(STUDY MATERIAL):
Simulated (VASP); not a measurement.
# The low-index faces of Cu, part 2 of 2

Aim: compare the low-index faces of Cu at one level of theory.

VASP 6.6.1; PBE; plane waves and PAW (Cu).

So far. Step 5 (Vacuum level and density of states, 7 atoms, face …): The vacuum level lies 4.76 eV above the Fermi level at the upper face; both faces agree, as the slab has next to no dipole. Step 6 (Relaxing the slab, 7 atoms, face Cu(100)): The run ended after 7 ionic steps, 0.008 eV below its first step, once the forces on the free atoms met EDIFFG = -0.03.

(WORK ITEM):
Exactly as they appear above, copy out all the records.

(TASK SOLUTION):
Simulated (VASP); not a measurement.
# The low-index faces of Cu, part 2 of 2

Aim: compare the low-index faces of Cu at one level of theory.

VASP 6.6.1; PBE; plane waves and PAW (Cu).

So far. Step 5 (Vacuum level and density of states, 7 atoms, face …): The vacuum level lies 4.76 eV above the Fermi level at the upper face; both faces agree, as the slab has next to no dipole. Step 6 (Relaxing the slab, 7 atoms, face Cu(100)): The run ended after 7 ionic steps, 0.008 eV below its first step, once the forces on the free atoms met EDIFFG = -0.03.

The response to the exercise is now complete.